RECORD SET
□ □ □ □

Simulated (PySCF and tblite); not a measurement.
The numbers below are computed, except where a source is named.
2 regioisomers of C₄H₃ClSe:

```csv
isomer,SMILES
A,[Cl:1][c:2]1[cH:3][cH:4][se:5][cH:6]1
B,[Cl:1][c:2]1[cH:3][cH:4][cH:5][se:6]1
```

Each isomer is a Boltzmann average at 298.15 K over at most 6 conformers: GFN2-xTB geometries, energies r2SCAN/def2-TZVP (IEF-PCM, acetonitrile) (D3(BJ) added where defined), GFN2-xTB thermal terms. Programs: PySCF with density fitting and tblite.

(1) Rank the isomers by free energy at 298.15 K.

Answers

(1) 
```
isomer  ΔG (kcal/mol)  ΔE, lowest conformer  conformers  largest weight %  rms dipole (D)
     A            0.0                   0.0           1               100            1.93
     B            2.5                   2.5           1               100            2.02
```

□ □ □ □

BRIEF
Give the entries again in full, exactly as they were written above.

ANSWER AREA
Simulated (PySCF and tblite); not a measurement.
The numbers below are computed, except where a source is named.
2 regioisomers of C₄H₃ClSe:

```csv
isomer,SMILES
A,[Cl:1][c:2]1[cH:3][cH:4][se:5][cH:6]1
B,[Cl:1][c:2]1[cH:3][cH:4][cH:5][se:6]1
```

Each isomer is a Boltzmann average at 298.15 K over at most 6 conformers: GFN2-xTB geometries, energies r2SCAN/def2-TZVP (IEF-PCM, acetonitrile) (D3(BJ) added where defined), GFN2-xTB thermal terms. Programs: PySCF with density fitting and tblite.

(1) Rank the isomers by free energy at 298.15 K.

Answers

(1) 
```
isomer  ΔG (kcal/mol)  ΔE, lowest conformer  conformers  largest weight %  rms dipole (D)
     A            0.0                   0.0           1               100            1.93
     B            2.5                   2.5           1               100            2.02
```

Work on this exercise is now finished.